MATERIAL SUPPLIED:
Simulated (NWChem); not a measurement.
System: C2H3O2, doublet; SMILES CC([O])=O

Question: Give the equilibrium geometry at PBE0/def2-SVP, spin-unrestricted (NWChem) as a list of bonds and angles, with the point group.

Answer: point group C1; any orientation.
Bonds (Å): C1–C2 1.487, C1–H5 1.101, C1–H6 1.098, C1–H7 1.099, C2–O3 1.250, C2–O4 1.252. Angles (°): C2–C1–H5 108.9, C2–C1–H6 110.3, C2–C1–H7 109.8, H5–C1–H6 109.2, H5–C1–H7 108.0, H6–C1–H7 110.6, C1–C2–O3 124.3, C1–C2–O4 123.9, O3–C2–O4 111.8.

ASSIGNED TASK: The reply should consist solely of the lines of the data, exact, from the opening line through the line with "Answer: point group C1; any orientation.", inclusive.

WRITTEN REPLY:
Simulated (NWChem); not a measurement.
System: C2H3O2, doublet; SMILES CC([O])=O

Question: Give the equilibrium geometry at PBE0/def2-SVP, spin-unrestricted (NWChem) as a list of bonds and angles, with the point group.

Answer: point group C1; any orientation.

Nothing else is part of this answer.